Copy the whole listing below exactly, with nothing left out.

--- DATA RECORDS Enclosed Below ---
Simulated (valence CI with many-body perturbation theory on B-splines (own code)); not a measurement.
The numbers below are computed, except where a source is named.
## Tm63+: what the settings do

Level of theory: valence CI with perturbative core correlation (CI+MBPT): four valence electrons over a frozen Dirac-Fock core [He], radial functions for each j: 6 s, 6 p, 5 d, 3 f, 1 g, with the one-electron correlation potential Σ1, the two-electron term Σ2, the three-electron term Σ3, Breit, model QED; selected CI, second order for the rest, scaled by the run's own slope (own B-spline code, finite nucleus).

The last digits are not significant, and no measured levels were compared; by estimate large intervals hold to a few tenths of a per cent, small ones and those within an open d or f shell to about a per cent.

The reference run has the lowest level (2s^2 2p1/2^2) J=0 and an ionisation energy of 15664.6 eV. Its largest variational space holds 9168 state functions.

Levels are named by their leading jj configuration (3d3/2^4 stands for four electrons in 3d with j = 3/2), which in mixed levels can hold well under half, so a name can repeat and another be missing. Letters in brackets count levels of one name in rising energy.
--- End of Enclosed DATA RECORDS ---

SOLUTION:
Simulated (valence CI with many-body perturbation theory on B-splines (own code)); not a measurement.
The numbers below are computed, except where a source is named.
## Tm63+: what the settings do

Level of theory: valence CI with perturbative core correlation (CI+MBPT): four valence electrons over a frozen Dirac-Fock core [He], radial functions for each j: 6 s, 6 p, 5 d, 3 f, 1 g, with the one-electron correlation potential Σ1, the two-electron term Σ2, the three-electron term Σ3, Breit, model QED; selected CI, second order for the rest, scaled by the run's own slope (own B-spline code, finite nucleus).

The last digits are not significant, and no measured levels were compared; by estimate large intervals hold to a few tenths of a per cent, small ones and those within an open d or f shell to about a per cent.

The reference run has the lowest level (2s^2 2p1/2^2) J=0 and an ionisation energy of 15664.6 eV. Its largest variational space holds 9168 state functions.

Levels are named by their leading jj configuration (3d3/2^4 stands for four electrons in 3d with j = 3/2), which in mixed levels can hold well under half, so a name can repeat and another be missing. Letters in brackets count levels of one name in rising energy.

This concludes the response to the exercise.